Task item: Below are records; repeat them all exactly.

Exercise data:
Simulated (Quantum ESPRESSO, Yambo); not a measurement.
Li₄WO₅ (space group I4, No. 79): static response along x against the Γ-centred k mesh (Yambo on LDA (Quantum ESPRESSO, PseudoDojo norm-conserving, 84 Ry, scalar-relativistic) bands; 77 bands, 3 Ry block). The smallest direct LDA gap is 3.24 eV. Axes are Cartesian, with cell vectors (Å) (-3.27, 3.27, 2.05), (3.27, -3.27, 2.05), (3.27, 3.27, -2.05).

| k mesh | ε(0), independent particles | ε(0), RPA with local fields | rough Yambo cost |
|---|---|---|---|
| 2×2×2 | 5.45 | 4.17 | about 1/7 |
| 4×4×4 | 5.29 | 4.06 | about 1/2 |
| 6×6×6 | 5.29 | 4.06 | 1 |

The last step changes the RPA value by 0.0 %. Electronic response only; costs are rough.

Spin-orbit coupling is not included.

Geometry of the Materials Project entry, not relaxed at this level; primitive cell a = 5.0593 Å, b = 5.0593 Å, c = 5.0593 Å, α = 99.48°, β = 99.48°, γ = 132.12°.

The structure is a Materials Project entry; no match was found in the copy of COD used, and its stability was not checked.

Expected answer:
Simulated (Quantum ESPRESSO, Yambo); not a measurement.
Li₄WO₅ (space group I4, No. 79): static response along x against the Γ-centred k mesh (Yambo on LDA (Quantum ESPRESSO, PseudoDojo norm-conserving, 84 Ry, scalar-relativistic) bands; 77 bands, 3 Ry block). The smallest direct LDA gap is 3.24 eV. Axes are Cartesian, with cell vectors (Å) (-3.27, 3.27, 2.05), (3.27, -3.27, 2.05), (3.27, 3.27, -2.05).

| k mesh | ε(0), independent particles | ε(0), RPA with local fields | rough Yambo cost |
|---|---|---|---|
| 2×2×2 | 5.45 | 4.17 | about 1/7 |
| 4×4×4 | 5.29 | 4.06 | about 1/2 |
| 6×6×6 | 5.29 | 4.06 | 1 |

The last step changes the RPA value by 0.0 %. Electronic response only; costs are rough.

Spin-orbit coupling is not included.

Geometry of the Materials Project entry, not relaxed at this level; primitive cell a = 5.0593 Å, b = 5.0593 Å, c = 5.0593 Å, α = 99.48°, β = 99.48°, γ = 132.12°.

The structure is a Materials Project entry; no match was found in the copy of COD used, and its stability was not checked.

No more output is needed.